-- Exercise --
Reproduce each of the entries that follow, exactly.

-- Supplied information --
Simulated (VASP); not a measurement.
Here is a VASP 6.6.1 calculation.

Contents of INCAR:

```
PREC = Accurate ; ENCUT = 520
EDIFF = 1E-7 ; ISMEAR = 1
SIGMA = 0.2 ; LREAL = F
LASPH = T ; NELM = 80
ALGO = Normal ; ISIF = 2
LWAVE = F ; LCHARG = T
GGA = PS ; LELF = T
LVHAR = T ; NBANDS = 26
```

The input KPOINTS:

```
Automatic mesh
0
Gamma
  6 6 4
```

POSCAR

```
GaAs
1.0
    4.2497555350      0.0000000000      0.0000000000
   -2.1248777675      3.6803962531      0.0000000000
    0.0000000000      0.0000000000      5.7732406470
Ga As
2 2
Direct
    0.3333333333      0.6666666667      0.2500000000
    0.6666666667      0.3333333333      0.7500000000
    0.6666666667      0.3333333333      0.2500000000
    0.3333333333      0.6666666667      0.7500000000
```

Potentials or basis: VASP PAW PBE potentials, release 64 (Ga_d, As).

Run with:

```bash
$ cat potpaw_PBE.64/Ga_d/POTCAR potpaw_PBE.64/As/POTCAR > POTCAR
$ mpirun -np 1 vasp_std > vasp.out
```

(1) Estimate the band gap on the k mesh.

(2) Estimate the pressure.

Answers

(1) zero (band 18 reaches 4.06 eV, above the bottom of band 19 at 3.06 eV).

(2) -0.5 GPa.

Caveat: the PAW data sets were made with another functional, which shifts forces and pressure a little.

-- Answer area --
Simulated (VASP); not a measurement.
Here is a VASP 6.6.1 calculation.

Contents of INCAR:

```
PREC = Accurate ; ENCUT = 520
EDIFF = 1E-7 ; ISMEAR = 1
SIGMA = 0.2 ; LREAL = F
LASPH = T ; NELM = 80
ALGO = Normal ; ISIF = 2
LWAVE = F ; LCHARG = T
GGA = PS ; LELF = T
LVHAR = T ; NBANDS = 26
```

The input KPOINTS:

```
Automatic mesh
0
Gamma
  6 6 4
```

POSCAR

```
GaAs
1.0
    4.2497555350      0.0000000000      0.0000000000
   -2.1248777675      3.6803962531      0.0000000000
    0.0000000000      0.0000000000      5.7732406470
Ga As
2 2
Direct
    0.3333333333      0.6666666667      0.2500000000
    0.6666666667      0.3333333333      0.7500000000
    0.6666666667      0.3333333333      0.2500000000
    0.3333333333      0.6666666667      0.7500000000
```

Potentials or basis: VASP PAW PBE potentials, release 64 (Ga_d, As).

Run with:

```bash
$ cat potpaw_PBE.64/Ga_d/POTCAR potpaw_PBE.64/As/POTCAR > POTCAR
$ mpirun -np 1 vasp_std > vasp.out
```

(1) Estimate the band gap on the k mesh.

(2) Estimate the pressure.

Answers

(1) zero (band 18 reaches 4.06 eV, above the bottom of band 19 at 3.06 eV).

(2) -0.5 GPa.

Caveat: the PAW data sets were made with another functional, which shifts forces and pressure a little.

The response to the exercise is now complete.